Exercise = Begin at the top of the records and copy each line exactly. The line containing "Density: PBE0/pcSseg-1 (PySCF);" is the last one to include.

[[ Recorded data open ]]
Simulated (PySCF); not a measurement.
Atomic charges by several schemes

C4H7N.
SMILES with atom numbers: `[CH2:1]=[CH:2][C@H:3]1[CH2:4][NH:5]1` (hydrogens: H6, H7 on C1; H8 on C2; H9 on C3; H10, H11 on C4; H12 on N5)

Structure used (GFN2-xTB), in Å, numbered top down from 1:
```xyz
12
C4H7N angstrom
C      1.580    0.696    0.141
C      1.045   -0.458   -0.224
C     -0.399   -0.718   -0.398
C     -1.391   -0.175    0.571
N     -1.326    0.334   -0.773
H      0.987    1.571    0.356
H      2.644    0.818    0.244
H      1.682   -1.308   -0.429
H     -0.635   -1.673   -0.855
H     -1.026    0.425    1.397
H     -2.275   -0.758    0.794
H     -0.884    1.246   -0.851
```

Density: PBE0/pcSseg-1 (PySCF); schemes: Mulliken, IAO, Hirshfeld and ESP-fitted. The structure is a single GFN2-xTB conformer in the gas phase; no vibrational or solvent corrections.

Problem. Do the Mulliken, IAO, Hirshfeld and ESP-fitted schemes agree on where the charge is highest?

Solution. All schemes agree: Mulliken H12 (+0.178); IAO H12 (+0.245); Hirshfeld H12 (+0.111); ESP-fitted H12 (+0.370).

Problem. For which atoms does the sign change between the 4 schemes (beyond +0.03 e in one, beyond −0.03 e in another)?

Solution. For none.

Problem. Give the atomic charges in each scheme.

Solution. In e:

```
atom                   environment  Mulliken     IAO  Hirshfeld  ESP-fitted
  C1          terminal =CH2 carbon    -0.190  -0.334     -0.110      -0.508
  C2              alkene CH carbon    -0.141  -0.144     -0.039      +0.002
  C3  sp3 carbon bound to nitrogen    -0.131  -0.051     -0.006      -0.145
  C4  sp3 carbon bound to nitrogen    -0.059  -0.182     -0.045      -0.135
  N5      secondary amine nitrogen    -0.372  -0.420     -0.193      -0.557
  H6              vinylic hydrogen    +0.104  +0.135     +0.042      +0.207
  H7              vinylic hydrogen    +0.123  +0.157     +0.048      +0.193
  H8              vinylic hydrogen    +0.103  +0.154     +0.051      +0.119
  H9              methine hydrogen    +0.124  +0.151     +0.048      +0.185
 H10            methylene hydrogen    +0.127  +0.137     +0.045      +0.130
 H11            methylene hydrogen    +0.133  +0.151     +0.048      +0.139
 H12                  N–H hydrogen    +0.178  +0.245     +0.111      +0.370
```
[[ Recorded data closed ]]

Expected answer =
Simulated (PySCF); not a measurement.
Atomic charges by several schemes

C4H7N.
SMILES with atom numbers: `[CH2:1]=[CH:2][C@H:3]1[CH2:4][NH:5]1` (hydrogens: H6, H7 on C1; H8 on C2; H9 on C3; H10, H11 on C4; H12 on N5)

Structure used (GFN2-xTB), in Å, numbered top down from 1:
```xyz
12
C4H7N angstrom
C      1.580    0.696    0.141
C      1.045   -0.458   -0.224
C     -0.399   -0.718   -0.398
C     -1.391   -0.175    0.571
N     -1.326    0.334   -0.773
H      0.987    1.571    0.356
H      2.644    0.818    0.244
H      1.682   -1.308   -0.429
H     -0.635   -1.673   -0.855
H     -1.026    0.425    1.397
H     -2.275   -0.758    0.794
H     -0.884    1.246   -0.851
```

Density: PBE0/pcSseg-1 (PySCF); schemes: Mulliken, IAO, Hirshfeld and ESP-fitted. The structure is a single GFN2-xTB conformer in the gas phase; no vibrational or solvent corrections.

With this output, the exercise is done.